Transcribe the listing word for word. Begin at its first line and end with the line containing "All energies are".

**DATASET:**
# # #

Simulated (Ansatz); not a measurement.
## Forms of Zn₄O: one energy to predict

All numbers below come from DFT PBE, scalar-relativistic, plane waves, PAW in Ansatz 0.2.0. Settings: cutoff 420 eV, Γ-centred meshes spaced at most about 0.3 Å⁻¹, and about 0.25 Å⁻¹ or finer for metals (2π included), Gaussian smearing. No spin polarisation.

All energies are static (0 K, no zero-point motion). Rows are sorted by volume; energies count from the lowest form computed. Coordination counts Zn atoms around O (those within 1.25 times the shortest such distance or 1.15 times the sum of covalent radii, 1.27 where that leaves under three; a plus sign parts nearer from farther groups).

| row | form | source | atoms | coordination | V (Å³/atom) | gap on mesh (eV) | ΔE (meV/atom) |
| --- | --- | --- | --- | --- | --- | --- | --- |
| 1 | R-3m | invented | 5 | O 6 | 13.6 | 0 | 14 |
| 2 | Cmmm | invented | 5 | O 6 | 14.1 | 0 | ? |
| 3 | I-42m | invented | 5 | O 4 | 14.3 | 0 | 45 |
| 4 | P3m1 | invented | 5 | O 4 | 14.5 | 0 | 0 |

# # #

**WRITTEN ANSWER:**
Simulated (Ansatz); not a measurement.
## Forms of Zn₄O: one energy to predict

All numbers below come from DFT PBE, scalar-relativistic, plane waves, PAW in Ansatz 0.2.0. Settings: cutoff 420 eV, Γ-centred meshes spaced at most about 0.3 Å⁻¹, and about 0.25 Å⁻¹ or finer for metals (2π included), Gaussian smearing. No spin polarisation.

All energies are static (0 K, no zero-point motion). Rows are sorted by volume; energies count from the lowest form computed. Coordination counts Zn atoms around O (those within 1.25 times the shortest such distance or 1.15 times the sum of covalent radii, 1.27 where that leaves under three; a plus sign parts nearer from farther groups).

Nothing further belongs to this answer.